Once the line containing "It is started" has been written out, stop; until then, restate each line of the entries below word for word from the first.

========================================================================

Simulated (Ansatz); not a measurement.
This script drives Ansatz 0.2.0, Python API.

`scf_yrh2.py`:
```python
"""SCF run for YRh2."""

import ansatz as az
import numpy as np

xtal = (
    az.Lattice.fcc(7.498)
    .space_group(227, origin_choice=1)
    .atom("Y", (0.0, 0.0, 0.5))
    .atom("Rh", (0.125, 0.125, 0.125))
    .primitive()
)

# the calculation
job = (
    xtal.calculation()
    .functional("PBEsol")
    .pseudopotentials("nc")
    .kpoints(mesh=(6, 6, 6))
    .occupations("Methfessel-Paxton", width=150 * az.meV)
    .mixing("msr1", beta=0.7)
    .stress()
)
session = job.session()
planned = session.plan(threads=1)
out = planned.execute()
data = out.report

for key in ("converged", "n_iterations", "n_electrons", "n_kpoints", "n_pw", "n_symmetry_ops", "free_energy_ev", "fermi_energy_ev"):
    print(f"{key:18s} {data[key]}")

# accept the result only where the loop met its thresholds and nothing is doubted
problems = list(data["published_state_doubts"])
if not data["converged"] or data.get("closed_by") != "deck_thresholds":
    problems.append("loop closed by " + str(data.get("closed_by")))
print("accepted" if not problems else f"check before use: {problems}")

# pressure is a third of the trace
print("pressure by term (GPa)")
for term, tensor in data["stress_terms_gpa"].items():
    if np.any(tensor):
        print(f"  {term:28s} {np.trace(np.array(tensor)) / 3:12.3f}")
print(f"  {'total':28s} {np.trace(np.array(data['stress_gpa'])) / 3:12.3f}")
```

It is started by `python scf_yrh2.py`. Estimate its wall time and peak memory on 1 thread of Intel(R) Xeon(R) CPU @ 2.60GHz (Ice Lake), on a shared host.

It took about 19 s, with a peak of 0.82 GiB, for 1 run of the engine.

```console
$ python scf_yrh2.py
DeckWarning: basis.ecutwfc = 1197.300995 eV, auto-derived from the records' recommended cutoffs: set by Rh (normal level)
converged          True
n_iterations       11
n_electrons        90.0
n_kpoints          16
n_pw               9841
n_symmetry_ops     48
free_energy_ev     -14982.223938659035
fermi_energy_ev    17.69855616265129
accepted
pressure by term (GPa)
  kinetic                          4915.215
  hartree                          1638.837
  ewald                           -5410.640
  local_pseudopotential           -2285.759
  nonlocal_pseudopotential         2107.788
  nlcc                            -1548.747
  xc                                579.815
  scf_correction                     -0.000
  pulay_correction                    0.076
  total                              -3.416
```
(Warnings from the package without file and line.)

========================================================================

* _Your response_
Simulated (Ansatz); not a measurement.
This script drives Ansatz 0.2.0, Python API.

`scf_yrh2.py`:
```python
"""SCF run for YRh2."""

import ansatz as az
import numpy as np

xtal = (
    az.Lattice.fcc(7.498)
    .space_group(227, origin_choice=1)
    .atom("Y", (0.0, 0.0, 0.5))
    .atom("Rh", (0.125, 0.125, 0.125))
    .primitive()
)

# the calculation
job = (
    xtal.calculation()
    .functional("PBEsol")
    .pseudopotentials("nc")
    .kpoints(mesh=(6, 6, 6))
    .occupations("Methfessel-Paxton", width=150 * az.meV)
    .mixing("msr1", beta=0.7)
    .stress()
)
session = job.session()
planned = session.plan(threads=1)
out = planned.execute()
data = out.report

for key in ("converged", "n_iterations", "n_electrons", "n_kpoints", "n_pw", "n_symmetry_ops", "free_energy_ev", "fermi_energy_ev"):
    print(f"{key:18s} {data[key]}")

# accept the result only where the loop met its thresholds and nothing is doubted
problems = list(data["published_state_doubts"])
if not data["converged"] or data.get("closed_by") != "deck_thresholds":
    problems.append("loop closed by " + str(data.get("closed_by")))
print("accepted" if not problems else f"check before use: {problems}")

# pressure is a third of the trace
print("pressure by term (GPa)")
for term, tensor in data["stress_terms_gpa"].items():
    if np.any(tensor):
        print(f"  {term:28s} {np.trace(np.array(tensor)) / 3:12.3f}")
print(f"  {'total':28s} {np.trace(np.array(data['stress_gpa'])) / 3:12.3f}")
```

It is started by `python scf_yrh2.py`. Estimate its wall time and peak memory on 1 thread of Intel(R) Xeon(R) CPU @ 2.60GHz (Ice Lake), on a shared host.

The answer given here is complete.